- Task item -
All of the records are to be reproduced exactly.

....................
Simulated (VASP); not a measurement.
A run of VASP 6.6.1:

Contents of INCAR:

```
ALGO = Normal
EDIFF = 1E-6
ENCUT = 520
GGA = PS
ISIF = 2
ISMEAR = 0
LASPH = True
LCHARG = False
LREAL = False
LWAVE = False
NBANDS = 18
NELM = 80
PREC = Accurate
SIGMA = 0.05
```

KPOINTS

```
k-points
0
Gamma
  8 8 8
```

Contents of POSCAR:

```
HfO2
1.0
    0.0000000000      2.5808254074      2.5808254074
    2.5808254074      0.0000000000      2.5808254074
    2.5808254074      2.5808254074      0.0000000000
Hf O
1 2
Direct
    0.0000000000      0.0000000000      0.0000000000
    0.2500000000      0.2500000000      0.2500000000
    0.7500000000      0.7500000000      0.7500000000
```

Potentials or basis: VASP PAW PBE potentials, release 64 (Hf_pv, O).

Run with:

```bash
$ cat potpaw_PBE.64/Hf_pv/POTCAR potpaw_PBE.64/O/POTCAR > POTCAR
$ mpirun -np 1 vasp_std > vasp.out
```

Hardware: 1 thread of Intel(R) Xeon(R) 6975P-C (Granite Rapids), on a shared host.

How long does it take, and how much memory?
....................

- Written reply -
Simulated (VASP); not a measurement.
A run of VASP 6.6.1:

Contents of INCAR:

```
ALGO = Normal
EDIFF = 1E-6
ENCUT = 520
GGA = PS
ISIF = 2
ISMEAR = 0
LASPH = True
LCHARG = False
LREAL = False
LWAVE = False
NBANDS = 18
NELM = 80
PREC = Accurate
SIGMA = 0.05
```

KPOINTS

```
k-points
0
Gamma
  8 8 8
```

Contents of POSCAR:

```
HfO2
1.0
    0.0000000000      2.5808254074      2.5808254074
    2.5808254074      0.0000000000      2.5808254074
    2.5808254074      2.5808254074      0.0000000000
Hf O
1 2
Direct
    0.0000000000      0.0000000000      0.0000000000
    0.2500000000      0.2500000000      0.2500000000
    0.7500000000      0.7500000000      0.7500000000
```

Potentials or basis: VASP PAW PBE potentials, release 64 (Hf_pv, O).

Run with:

```bash
$ cat potpaw_PBE.64/Hf_pv/POTCAR potpaw_PBE.64/O/POTCAR > POTCAR
$ mpirun -np 1 vasp_std > vasp.out
```

Hardware: 1 thread of Intel(R) Xeon(R) 6975P-C (Granite Rapids), on a shared host.

How long does it take, and how much memory?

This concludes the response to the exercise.